> **BRIEF**:
Up to and including the line with "Result: Zero (band", please set down the entries below exactly, starting from the first line.

> **DATASET CONTENT**:
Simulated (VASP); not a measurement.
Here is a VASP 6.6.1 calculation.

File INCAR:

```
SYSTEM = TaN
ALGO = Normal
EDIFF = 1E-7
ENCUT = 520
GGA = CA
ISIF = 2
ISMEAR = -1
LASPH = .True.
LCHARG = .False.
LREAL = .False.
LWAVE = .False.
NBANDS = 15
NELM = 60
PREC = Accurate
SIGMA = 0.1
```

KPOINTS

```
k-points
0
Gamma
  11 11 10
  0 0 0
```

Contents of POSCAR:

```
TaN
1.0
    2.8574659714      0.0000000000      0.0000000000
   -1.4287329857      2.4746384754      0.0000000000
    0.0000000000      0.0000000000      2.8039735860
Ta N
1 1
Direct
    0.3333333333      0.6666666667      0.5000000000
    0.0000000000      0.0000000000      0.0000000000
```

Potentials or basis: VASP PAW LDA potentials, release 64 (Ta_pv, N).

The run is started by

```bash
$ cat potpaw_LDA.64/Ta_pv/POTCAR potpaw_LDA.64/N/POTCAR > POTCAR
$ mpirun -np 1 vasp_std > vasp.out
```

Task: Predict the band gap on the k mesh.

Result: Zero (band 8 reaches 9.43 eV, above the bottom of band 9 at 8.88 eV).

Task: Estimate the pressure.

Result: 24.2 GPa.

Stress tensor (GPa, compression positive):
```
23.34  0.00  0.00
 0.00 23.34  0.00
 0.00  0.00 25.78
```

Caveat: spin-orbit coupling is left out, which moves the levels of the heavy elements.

> **TASK SOLUTION**:
Simulated (VASP); not a measurement.
Here is a VASP 6.6.1 calculation.

File INCAR:

```
SYSTEM = TaN
ALGO = Normal
EDIFF = 1E-7
ENCUT = 520
GGA = CA
ISIF = 2
ISMEAR = -1
LASPH = .True.
LCHARG = .False.
LREAL = .False.
LWAVE = .False.
NBANDS = 15
NELM = 60
PREC = Accurate
SIGMA = 0.1
```

KPOINTS

```
k-points
0
Gamma
  11 11 10
  0 0 0
```

Contents of POSCAR:

```
TaN
1.0
    2.8574659714      0.0000000000      0.0000000000
   -1.4287329857      2.4746384754      0.0000000000
    0.0000000000      0.0000000000      2.8039735860
Ta N
1 1
Direct
    0.3333333333      0.6666666667      0.5000000000
    0.0000000000      0.0000000000      0.0000000000
```

Potentials or basis: VASP PAW LDA potentials, release 64 (Ta_pv, N).

The run is started by

```bash
$ cat potpaw_LDA.64/Ta_pv/POTCAR potpaw_LDA.64/N/POTCAR > POTCAR
$ mpirun -np 1 vasp_std > vasp.out
```

Task: Predict the band gap on the k mesh.

Result: Zero (band 8 reaches 9.43 eV, above the bottom of band 9 at 8.88 eV).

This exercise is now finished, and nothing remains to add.